Exercise »
Repeat the whole listing. Keep it exact.

(Extracted material)
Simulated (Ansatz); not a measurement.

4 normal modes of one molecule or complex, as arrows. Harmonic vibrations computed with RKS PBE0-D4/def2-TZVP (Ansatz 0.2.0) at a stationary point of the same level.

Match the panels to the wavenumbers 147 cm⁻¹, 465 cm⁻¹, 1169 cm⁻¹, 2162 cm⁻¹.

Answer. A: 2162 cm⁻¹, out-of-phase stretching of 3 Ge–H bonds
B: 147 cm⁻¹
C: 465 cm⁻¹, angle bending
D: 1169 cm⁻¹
(End Extracted material)

Task solution »
Simulated (Ansatz); not a measurement.

4 normal modes of one molecule or complex, as arrows. Harmonic vibrations computed with RKS PBE0-D4/def2-TZVP (Ansatz 0.2.0) at a stationary point of the same level.

Match the panels to the wavenumbers 147 cm⁻¹, 465 cm⁻¹, 1169 cm⁻¹, 2162 cm⁻¹.

Answer. A: 2162 cm⁻¹, out-of-phase stretching of 3 Ge–H bonds
B: 147 cm⁻¹
C: 465 cm⁻¹, angle bending
D: 1169 cm⁻¹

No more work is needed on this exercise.